>>
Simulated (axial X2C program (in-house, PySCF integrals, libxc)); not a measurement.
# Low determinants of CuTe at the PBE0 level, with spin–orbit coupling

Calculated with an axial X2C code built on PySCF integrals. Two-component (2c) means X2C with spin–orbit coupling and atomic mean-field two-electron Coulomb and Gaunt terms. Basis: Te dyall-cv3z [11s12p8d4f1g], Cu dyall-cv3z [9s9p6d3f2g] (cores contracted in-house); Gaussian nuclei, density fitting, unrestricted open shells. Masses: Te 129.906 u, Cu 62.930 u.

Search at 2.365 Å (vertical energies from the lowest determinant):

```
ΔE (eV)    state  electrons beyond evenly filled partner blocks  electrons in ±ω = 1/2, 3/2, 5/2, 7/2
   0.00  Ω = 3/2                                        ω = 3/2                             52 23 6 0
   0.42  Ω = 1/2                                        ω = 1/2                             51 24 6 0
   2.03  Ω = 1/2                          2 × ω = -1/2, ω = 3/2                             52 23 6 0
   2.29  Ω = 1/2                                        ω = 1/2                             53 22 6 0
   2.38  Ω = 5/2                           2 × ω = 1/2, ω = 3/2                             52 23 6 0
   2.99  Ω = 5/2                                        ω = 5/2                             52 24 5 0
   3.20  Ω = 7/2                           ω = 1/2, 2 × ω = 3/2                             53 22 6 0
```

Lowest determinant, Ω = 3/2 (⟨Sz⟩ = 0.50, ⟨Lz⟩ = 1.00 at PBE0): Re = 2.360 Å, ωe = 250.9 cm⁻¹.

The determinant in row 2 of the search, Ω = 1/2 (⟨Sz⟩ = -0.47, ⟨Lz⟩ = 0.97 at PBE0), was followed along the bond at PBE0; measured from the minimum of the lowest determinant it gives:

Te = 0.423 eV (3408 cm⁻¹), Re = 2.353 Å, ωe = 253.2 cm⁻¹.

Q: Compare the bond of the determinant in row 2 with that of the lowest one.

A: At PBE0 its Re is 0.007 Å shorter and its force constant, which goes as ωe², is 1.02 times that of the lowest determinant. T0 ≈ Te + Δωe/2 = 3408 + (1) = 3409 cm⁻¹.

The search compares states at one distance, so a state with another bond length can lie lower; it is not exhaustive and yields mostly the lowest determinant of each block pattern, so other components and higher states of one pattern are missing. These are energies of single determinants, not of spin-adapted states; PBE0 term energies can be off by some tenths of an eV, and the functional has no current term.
<<

> _WORK INSTRUCTION_:
Please print the lines from the start of the records up to and including the line with "Calculated with an", copying each one exactly and leaving out the rest.

> _SOLUTION_:
Simulated (axial X2C program (in-house, PySCF integrals, libxc)); not a measurement.
# Low determinants of CuTe at the PBE0 level, with spin–orbit coupling

Calculated with an axial X2C code built on PySCF integrals. Two-component (2c) means X2C with spin–orbit coupling and atomic mean-field two-electron Coulomb and Gaunt terms. Basis: Te dyall-cv3z [11s12p8d4f1g], Cu dyall-cv3z [9s9p6d3f2g] (cores contracted in-house); Gaussian nuclei, density fitting, unrestricted open shells. Masses: Te 129.906 u, Cu 62.930 u.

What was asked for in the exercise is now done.